# Records shown:
•••
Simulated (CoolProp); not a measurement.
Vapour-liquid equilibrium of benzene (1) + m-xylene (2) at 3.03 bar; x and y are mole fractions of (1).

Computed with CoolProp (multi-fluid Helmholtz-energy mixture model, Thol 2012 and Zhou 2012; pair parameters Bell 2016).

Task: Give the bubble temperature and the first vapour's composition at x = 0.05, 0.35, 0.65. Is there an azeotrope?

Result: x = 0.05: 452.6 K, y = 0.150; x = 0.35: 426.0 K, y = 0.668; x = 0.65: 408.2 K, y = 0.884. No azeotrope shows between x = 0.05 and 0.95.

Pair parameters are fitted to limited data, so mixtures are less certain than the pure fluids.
•••

# Work order:
Return each line exactly, beginning at the start of the material above and ending at the line that includes "Result: x = 0.05: 452.6", with both of those kept.

# Response:
Simulated (CoolProp); not a measurement.
Vapour-liquid equilibrium of benzene (1) + m-xylene (2) at 3.03 bar; x and y are mole fractions of (1).

Computed with CoolProp (multi-fluid Helmholtz-energy mixture model, Thol 2012 and Zhou 2012; pair parameters Bell 2016).

Task: Give the bubble temperature and the first vapour's composition at x = 0.05, 0.35, 0.65. Is there an azeotrope?

Result: x = 0.05: 452.6 K, y = 0.150; x = 0.35: 426.0 K, y = 0.668; x = 0.65: 408.2 K, y = 0.884. No azeotrope shows between x = 0.05 and 0.95.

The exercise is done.